#### [Data section]
# # #

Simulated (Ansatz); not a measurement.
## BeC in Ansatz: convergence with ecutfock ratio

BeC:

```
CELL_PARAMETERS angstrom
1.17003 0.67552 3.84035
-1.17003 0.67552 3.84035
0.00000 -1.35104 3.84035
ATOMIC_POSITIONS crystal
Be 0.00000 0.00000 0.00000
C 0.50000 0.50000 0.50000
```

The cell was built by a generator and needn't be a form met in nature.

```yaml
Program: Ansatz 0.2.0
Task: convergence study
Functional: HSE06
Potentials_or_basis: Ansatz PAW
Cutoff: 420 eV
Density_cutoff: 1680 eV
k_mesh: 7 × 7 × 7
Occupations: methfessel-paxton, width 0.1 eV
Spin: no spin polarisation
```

# # #

#### [Brief]
Return the lines above exactly, keeping every word.

#### [Answer section]
Simulated (Ansatz); not a measurement.
## BeC in Ansatz: convergence with ecutfock ratio

BeC:

```
CELL_PARAMETERS angstrom
1.17003 0.67552 3.84035
-1.17003 0.67552 3.84035
0.00000 -1.35104 3.84035
ATOMIC_POSITIONS crystal
Be 0.00000 0.00000 0.00000
C 0.50000 0.50000 0.50000
```

The cell was built by a generator and needn't be a form met in nature.

```yaml
Program: Ansatz 0.2.0
Task: convergence study
Functional: HSE06
Potentials_or_basis: Ansatz PAW
Cutoff: 420 eV
Density_cutoff: 1680 eV
k_mesh: 7 × 7 × 7
Occupations: methfessel-paxton, width 0.1 eV
Spin: no spin polarisation
```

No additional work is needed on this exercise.